▸ **SOURCE MATERIAL**:
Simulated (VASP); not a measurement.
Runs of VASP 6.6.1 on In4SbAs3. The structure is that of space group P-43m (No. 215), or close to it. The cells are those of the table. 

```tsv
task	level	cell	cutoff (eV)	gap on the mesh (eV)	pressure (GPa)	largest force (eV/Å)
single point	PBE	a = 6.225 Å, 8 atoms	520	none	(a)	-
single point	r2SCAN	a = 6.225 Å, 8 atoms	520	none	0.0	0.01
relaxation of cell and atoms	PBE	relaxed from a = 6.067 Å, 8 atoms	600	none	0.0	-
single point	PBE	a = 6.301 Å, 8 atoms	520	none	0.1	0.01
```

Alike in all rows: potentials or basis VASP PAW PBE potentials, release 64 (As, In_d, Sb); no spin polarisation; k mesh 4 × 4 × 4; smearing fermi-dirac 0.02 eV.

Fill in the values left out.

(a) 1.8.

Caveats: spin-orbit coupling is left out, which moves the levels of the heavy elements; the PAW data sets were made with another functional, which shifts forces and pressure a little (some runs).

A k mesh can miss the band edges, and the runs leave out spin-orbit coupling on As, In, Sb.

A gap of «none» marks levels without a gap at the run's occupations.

▸ **ASSIGNED TASK**: Please transcribe the data above without changes, from its first line to its "A k mesh can" line, and leave out anything past that.

▸ **ANSWER BOX**:
Simulated (VASP); not a measurement.
Runs of VASP 6.6.1 on In4SbAs3. The structure is that of space group P-43m (No. 215), or close to it. The cells are those of the table. 

```tsv
task	level	cell	cutoff (eV)	gap on the mesh (eV)	pressure (GPa)	largest force (eV/Å)
single point	PBE	a = 6.225 Å, 8 atoms	520	none	(a)	-
single point	r2SCAN	a = 6.225 Å, 8 atoms	520	none	0.0	0.01
relaxation of cell and atoms	PBE	relaxed from a = 6.067 Å, 8 atoms	600	none	0.0	-
single point	PBE	a = 6.301 Å, 8 atoms	520	none	0.1	0.01
```

Alike in all rows: potentials or basis VASP PAW PBE potentials, release 64 (As, In_d, Sb); no spin polarisation; k mesh 4 × 4 × 4; smearing fermi-dirac 0.02 eV.

Fill in the values left out.

(a) 1.8.

Caveats: spin-orbit coupling is left out, which moves the levels of the heavy elements; the PAW data sets were made with another functional, which shifts forces and pressure a little (some runs).

A k mesh can miss the band edges, and the runs leave out spin-orbit coupling on As, In, Sb.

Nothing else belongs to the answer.